**Task item**
With the line that contains "R1224YDZ along the" as the final line, return every line from the start of the data below exactly.

----------------------------------------

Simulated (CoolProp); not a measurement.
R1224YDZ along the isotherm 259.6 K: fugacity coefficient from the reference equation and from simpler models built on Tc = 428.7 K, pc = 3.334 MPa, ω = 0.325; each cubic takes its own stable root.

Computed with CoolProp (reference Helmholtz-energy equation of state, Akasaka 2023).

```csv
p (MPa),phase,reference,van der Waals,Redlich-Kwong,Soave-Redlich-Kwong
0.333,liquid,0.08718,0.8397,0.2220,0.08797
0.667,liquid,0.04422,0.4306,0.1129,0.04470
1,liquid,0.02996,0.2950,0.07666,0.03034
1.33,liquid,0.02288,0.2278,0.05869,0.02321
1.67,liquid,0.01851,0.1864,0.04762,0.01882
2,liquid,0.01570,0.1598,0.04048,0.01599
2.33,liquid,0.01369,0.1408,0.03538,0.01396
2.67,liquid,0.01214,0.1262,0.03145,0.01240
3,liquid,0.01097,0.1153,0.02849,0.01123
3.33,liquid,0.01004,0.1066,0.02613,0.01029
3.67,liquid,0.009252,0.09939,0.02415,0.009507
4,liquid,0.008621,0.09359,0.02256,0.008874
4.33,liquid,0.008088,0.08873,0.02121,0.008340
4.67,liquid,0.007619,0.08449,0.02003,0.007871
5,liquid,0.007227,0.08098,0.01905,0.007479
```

----------------------------------------

**Task result**
Simulated (CoolProp); not a measurement.
R1224YDZ along the isotherm 259.6 K: fugacity coefficient from the reference equation and from simpler models built on Tc = 428.7 K, pc = 3.334 MPa, ω = 0.325; each cubic takes its own stable root.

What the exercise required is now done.